------------

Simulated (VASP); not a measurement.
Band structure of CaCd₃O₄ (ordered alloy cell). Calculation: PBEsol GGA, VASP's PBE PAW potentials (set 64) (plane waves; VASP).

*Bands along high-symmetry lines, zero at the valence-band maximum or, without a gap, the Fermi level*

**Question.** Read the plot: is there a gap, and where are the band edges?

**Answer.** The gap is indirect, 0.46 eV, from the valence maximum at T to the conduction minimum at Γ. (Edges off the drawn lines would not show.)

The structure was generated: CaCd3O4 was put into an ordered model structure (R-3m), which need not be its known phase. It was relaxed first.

------------

> [Work order] Using the records above, copy word for word the line with "the Fermi level*", the line with "would not show.)", and every line between them.

> [Reply]
*Bands along high-symmetry lines, zero at the valence-band maximum or, without a gap, the Fermi level*

**Question.** Read the plot: is there a gap, and where are the band edges?

**Answer.** The gap is indirect, 0.46 eV, from the valence maximum at T to the conduction minimum at Γ. (Edges off the drawn lines would not show.)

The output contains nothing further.